--------------------------------

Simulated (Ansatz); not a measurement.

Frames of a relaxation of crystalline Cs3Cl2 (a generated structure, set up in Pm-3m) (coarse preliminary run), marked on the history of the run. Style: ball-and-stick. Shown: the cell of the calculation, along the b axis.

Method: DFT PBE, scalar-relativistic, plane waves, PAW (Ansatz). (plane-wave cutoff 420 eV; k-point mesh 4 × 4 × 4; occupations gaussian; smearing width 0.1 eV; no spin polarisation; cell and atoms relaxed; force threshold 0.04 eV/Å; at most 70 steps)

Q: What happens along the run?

--------------------------------

* **REQUIRED ACTION**
Take each line of the listing above and set it down again exactly.

* **ANSWER BOX**
Simulated (Ansatz); not a measurement.

Frames of a relaxation of crystalline Cs3Cl2 (a generated structure, set up in Pm-3m) (coarse preliminary run), marked on the history of the run. Style: ball-and-stick. Shown: the cell of the calculation, along the b axis.

Method: DFT PBE, scalar-relativistic, plane waves, PAW (Ansatz). (plane-wave cutoff 420 eV; k-point mesh 4 × 4 × 4; occupations gaussian; smearing width 0.1 eV; no spin polarisation; cell and atoms relaxed; force threshold 0.04 eV/Å; at most 70 steps)

Q: What happens along the run?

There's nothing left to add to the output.